Activity.
Verbatim output of the full listing is required.

Excerpted data.
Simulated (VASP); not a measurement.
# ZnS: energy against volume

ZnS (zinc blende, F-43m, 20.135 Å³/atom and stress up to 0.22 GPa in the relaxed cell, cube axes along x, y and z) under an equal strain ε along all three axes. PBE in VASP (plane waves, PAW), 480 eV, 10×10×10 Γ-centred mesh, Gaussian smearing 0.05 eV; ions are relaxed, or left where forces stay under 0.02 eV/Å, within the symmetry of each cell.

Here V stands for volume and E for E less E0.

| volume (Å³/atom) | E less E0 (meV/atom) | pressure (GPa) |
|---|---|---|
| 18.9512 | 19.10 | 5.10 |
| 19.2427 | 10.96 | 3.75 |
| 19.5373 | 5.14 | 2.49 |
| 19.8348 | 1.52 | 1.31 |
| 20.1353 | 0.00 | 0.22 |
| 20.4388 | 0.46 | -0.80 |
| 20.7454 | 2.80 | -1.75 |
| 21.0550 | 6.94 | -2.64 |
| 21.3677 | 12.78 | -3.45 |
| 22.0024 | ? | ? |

Task solution.
Simulated (VASP); not a measurement.
# ZnS: energy against volume

ZnS (zinc blende, F-43m, 20.135 Å³/atom and stress up to 0.22 GPa in the relaxed cell, cube axes along x, y and z) under an equal strain ε along all three axes. PBE in VASP (plane waves, PAW), 480 eV, 10×10×10 Γ-centred mesh, Gaussian smearing 0.05 eV; ions are relaxed, or left where forces stay under 0.02 eV/Å, within the symmetry of each cell.

Here V stands for volume and E for E less E0.

| volume (Å³/atom) | E less E0 (meV/atom) | pressure (GPa) |
|---|---|---|
| 18.9512 | 19.10 | 5.10 |
| 19.2427 | 10.96 | 3.75 |
| 19.5373 | 5.14 | 2.49 |
| 19.8348 | 1.52 | 1.31 |
| 20.1353 | 0.00 | 0.22 |
| 20.4388 | 0.46 | -0.80 |
| 20.7454 | 2.80 | -1.75 |
| 21.0550 | 6.94 | -2.64 |
| 21.3677 | 12.78 | -3.45 |
| 22.0024 | ? | ? |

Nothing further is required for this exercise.